→ PROVIDED RECORDS:
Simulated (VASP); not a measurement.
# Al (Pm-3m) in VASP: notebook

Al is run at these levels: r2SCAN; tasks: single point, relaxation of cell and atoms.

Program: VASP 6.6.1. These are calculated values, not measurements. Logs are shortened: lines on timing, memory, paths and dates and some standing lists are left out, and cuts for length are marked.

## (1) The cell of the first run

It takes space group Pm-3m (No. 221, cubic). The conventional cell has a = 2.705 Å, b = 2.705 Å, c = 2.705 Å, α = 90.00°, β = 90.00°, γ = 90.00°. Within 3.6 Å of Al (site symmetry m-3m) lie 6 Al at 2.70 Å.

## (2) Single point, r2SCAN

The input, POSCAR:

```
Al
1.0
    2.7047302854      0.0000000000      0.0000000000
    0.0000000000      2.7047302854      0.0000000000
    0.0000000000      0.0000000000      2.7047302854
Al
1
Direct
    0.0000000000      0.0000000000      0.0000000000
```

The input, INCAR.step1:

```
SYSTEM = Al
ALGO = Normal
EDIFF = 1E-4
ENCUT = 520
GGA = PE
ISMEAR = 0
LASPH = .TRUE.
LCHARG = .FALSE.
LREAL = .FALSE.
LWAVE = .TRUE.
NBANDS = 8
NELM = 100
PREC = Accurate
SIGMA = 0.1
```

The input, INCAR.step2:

→ ASSIGNMENT: Could you copy each line above word for word?

→ TASK RESPONSE:
Simulated (VASP); not a measurement.
# Al (Pm-3m) in VASP: notebook

Al is run at these levels: r2SCAN; tasks: single point, relaxation of cell and atoms.

Program: VASP 6.6.1. These are calculated values, not measurements. Logs are shortened: lines on timing, memory, paths and dates and some standing lists are left out, and cuts for length are marked.

## (1) The cell of the first run

It takes space group Pm-3m (No. 221, cubic). The conventional cell has a = 2.705 Å, b = 2.705 Å, c = 2.705 Å, α = 90.00°, β = 90.00°, γ = 90.00°. Within 3.6 Å of Al (site symmetry m-3m) lie 6 Al at 2.70 Å.

## (2) Single point, r2SCAN

The input, POSCAR:

```
Al
1.0
    2.7047302854      0.0000000000      0.0000000000
    0.0000000000      2.7047302854      0.0000000000
    0.0000000000      0.0000000000      2.7047302854
Al
1
Direct
    0.0000000000      0.0000000000      0.0000000000
```

The input, INCAR.step1:

```
SYSTEM = Al
ALGO = Normal
EDIFF = 1E-4
ENCUT = 520
GGA = PE
ISMEAR = 0
LASPH = .TRUE.
LCHARG = .FALSE.
LREAL = .FALSE.
LWAVE = .TRUE.
NBANDS = 8
NELM = 100
PREC = Accurate
SIGMA = 0.1
```

The input, INCAR.step2:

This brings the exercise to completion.